[AVAILABLE DATA]
[Start of Attachment]

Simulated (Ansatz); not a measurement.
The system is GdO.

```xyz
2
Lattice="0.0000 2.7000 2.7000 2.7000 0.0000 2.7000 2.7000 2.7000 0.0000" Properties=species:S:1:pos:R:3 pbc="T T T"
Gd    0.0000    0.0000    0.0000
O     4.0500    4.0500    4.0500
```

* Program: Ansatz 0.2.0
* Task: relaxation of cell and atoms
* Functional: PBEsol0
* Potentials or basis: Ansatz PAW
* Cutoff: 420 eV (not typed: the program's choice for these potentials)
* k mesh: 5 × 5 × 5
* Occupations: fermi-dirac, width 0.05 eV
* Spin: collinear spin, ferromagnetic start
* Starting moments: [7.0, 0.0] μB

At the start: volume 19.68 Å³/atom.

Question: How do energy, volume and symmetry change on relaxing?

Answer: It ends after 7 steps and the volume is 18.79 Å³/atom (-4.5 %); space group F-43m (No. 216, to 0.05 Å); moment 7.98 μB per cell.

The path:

[End of Attachment]

[WORK REQUEST]
Only the lines above from the line containing "Question: How do" through the line containing "Answer: It ends" should be retyped, exactly and with both ends included.

[ANSWER SPACE]
Question: How do energy, volume and symmetry change on relaxing?

Answer: It ends after 7 steps and the volume is 18.79 Å³/atom (-4.5 %); space group F-43m (No. 216, to 0.05 Å); moment 7.98 μB per cell.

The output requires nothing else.